> ACTION ITEM
Each line of the listing below, from the very first to the one that contains "GPAW 26.7.0 and", is to be retyped exactly as it stands.

> DATA EXCERPTS
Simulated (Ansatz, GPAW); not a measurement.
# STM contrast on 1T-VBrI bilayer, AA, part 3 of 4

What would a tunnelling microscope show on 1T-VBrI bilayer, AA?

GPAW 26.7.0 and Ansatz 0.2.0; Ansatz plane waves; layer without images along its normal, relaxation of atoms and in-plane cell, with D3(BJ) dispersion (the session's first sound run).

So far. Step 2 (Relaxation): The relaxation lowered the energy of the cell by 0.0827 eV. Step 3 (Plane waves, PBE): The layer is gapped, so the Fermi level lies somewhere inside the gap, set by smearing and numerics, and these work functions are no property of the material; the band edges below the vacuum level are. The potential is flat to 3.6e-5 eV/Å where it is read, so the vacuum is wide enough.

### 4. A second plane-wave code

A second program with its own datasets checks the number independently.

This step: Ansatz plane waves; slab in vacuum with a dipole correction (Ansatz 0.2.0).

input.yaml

> ANSWER BOX
Simulated (Ansatz, GPAW); not a measurement.
# STM contrast on 1T-VBrI bilayer, AA, part 3 of 4

What would a tunnelling microscope show on 1T-VBrI bilayer, AA?

GPAW 26.7.0 and Ansatz 0.2.0; Ansatz plane waves; layer without images along its normal, relaxation of atoms and in-plane cell, with D3(BJ) dispersion (the session's first sound run).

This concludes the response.